━━━━━ RECORDED INFORMATION ━━━━━

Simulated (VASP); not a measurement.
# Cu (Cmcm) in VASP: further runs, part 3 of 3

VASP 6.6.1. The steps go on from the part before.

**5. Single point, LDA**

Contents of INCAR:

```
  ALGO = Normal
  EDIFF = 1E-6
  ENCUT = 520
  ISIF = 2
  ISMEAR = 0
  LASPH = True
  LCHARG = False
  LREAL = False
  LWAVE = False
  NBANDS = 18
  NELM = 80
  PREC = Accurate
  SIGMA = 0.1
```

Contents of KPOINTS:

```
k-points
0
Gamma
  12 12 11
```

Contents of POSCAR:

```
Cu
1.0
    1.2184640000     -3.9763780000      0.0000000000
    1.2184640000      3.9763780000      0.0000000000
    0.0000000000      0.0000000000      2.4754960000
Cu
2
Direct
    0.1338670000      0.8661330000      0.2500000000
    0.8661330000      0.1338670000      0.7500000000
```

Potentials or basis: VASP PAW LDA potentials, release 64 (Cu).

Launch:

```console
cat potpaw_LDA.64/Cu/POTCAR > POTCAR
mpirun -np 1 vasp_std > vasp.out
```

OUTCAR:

━━━━━

ACTIVITY :: Write out each line of the data above again, exactly as given.

EXERCISE RESPONSE ::
Simulated (VASP); not a measurement.
# Cu (Cmcm) in VASP: further runs, part 3 of 3

VASP 6.6.1. The steps go on from the part before.

**5. Single point, LDA**

Contents of INCAR:

```
  ALGO = Normal
  EDIFF = 1E-6
  ENCUT = 520
  ISIF = 2
  ISMEAR = 0
  LASPH = True
  LCHARG = False
  LREAL = False
  LWAVE = False
  NBANDS = 18
  NELM = 80
  PREC = Accurate
  SIGMA = 0.1
```

Contents of KPOINTS:

```
k-points
0
Gamma
  12 12 11
```

Contents of POSCAR:

```
Cu
1.0
    1.2184640000     -3.9763780000      0.0000000000
    1.2184640000      3.9763780000      0.0000000000
    0.0000000000      0.0000000000      2.4754960000
Cu
2
Direct
    0.1338670000      0.8661330000      0.2500000000
    0.8661330000      0.1338670000      0.7500000000
```

Potentials or basis: VASP PAW LDA potentials, release 64 (Cu).

Launch:

```console
cat potpaw_LDA.64/Cu/POTCAR > POTCAR
mpirun -np 1 vasp_std > vasp.out
```

OUTCAR:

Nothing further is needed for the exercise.